*REQUIREMENT:* Print exactly what the entries say, line by line, from the first line down to the one with "-9.91 | 0.20 |", inclusive.

*AVAILABLE DATA:*
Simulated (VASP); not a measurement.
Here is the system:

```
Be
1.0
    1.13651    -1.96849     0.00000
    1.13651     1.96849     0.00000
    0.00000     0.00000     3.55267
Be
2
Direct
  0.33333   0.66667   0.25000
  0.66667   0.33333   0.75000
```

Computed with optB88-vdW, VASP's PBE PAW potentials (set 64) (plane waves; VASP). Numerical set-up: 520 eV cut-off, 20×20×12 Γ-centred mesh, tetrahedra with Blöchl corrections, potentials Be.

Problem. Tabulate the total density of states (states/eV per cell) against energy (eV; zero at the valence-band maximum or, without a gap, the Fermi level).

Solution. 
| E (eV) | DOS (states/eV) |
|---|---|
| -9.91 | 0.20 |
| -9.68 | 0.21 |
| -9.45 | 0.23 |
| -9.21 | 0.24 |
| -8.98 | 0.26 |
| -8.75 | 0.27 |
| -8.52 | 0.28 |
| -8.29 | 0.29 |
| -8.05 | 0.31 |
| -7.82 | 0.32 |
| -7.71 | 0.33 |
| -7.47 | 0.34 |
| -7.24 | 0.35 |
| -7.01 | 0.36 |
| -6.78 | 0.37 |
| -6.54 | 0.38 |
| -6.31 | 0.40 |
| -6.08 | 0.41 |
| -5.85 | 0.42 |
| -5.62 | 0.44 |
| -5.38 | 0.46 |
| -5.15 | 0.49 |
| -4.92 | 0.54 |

*EXPECTED ANSWER:*
Simulated (VASP); not a measurement.
Here is the system:

```
Be
1.0
    1.13651    -1.96849     0.00000
    1.13651     1.96849     0.00000
    0.00000     0.00000     3.55267
Be
2
Direct
  0.33333   0.66667   0.25000
  0.66667   0.33333   0.75000
```

Computed with optB88-vdW, VASP's PBE PAW potentials (set 64) (plane waves; VASP). Numerical set-up: 520 eV cut-off, 20×20×12 Γ-centred mesh, tetrahedra with Blöchl corrections, potentials Be.

Problem. Tabulate the total density of states (states/eV per cell) against energy (eV; zero at the valence-band maximum or, without a gap, the Fermi level).

Solution. 
| E (eV) | DOS (states/eV) |
|---|---|
| -9.91 | 0.20 |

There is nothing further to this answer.